• WORK ORDER:
Would you output the entries below only from the line containing "All values: wB97X-D/pcSseg-2" through the line containing "-5.5 | 3.28 |", exactly as they stand and with both ends included?

• RECORDED INFORMATION:
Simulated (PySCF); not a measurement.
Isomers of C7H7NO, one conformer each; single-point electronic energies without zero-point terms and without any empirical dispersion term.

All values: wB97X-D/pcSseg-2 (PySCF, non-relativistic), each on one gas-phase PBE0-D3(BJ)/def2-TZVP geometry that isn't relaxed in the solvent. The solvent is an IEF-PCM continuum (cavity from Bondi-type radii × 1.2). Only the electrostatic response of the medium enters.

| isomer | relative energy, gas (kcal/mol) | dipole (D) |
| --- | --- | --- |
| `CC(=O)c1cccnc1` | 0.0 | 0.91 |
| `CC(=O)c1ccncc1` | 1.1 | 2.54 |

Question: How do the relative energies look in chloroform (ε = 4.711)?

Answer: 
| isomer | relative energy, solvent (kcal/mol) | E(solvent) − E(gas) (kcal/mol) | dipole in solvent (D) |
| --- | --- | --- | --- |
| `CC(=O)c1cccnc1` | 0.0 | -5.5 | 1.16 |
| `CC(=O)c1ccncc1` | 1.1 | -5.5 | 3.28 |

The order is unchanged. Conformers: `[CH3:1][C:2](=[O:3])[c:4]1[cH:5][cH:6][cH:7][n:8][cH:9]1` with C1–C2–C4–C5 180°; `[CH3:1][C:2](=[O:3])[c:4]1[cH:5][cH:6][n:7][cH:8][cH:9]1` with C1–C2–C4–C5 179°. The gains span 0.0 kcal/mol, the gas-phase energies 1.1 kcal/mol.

• YOUR SOLUTION:
All values: wB97X-D/pcSseg-2 (PySCF, non-relativistic), each on one gas-phase PBE0-D3(BJ)/def2-TZVP geometry that isn't relaxed in the solvent. The solvent is an IEF-PCM continuum (cavity from Bondi-type radii × 1.2). Only the electrostatic response of the medium enters.

| isomer | relative energy, gas (kcal/mol) | dipole (D) |
| --- | --- | --- |
| `CC(=O)c1cccnc1` | 0.0 | 0.91 |
| `CC(=O)c1ccncc1` | 1.1 | 2.54 |

Question: How do the relative energies look in chloroform (ε = 4.711)?

Answer: 
| isomer | relative energy, solvent (kcal/mol) | E(solvent) − E(gas) (kcal/mol) | dipole in solvent (D) |
| --- | --- | --- | --- |
| `CC(=O)c1cccnc1` | 0.0 | -5.5 | 1.16 |
| `CC(=O)c1ccncc1` | 1.1 | -5.5 | 3.28 |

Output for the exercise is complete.